> Provided data:
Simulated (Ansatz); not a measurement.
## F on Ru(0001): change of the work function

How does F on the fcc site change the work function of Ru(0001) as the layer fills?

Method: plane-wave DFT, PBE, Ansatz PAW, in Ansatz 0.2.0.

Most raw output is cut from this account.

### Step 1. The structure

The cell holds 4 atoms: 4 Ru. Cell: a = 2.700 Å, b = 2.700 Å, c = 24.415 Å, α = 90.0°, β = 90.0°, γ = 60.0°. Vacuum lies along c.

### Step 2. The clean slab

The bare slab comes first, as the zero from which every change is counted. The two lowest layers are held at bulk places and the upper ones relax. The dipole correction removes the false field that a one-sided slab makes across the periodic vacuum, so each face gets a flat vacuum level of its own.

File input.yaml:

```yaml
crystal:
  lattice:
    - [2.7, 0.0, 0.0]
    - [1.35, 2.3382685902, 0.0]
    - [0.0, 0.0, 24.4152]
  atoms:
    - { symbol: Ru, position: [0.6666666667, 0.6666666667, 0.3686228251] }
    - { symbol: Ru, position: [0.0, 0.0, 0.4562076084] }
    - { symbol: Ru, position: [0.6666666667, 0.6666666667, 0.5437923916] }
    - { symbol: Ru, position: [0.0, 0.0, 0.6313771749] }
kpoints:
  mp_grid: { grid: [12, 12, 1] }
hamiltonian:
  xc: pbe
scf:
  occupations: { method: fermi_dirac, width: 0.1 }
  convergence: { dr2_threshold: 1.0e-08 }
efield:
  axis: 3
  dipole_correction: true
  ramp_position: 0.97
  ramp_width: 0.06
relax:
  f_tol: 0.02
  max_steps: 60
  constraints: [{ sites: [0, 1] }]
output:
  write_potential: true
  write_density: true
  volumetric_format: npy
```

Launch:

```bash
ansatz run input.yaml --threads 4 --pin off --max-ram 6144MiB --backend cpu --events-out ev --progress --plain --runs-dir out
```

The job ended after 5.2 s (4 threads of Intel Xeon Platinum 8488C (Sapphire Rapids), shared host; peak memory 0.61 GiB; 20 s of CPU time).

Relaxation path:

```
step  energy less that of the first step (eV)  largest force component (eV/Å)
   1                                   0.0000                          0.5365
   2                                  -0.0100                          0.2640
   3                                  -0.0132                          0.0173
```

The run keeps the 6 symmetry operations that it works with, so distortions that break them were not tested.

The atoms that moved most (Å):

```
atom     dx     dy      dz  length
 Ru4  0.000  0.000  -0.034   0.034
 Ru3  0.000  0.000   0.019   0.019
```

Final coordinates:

> Work request:
Look above and return each line of the records exactly, from the very first through the line with "### Step 1. The structure", both included.

> Written reply:
Simulated (Ansatz); not a measurement.
## F on Ru(0001): change of the work function

How does F on the fcc site change the work function of Ru(0001) as the layer fills?

Method: plane-wave DFT, PBE, Ansatz PAW, in Ansatz 0.2.0.

Most raw output is cut from this account.

### Step 1. The structure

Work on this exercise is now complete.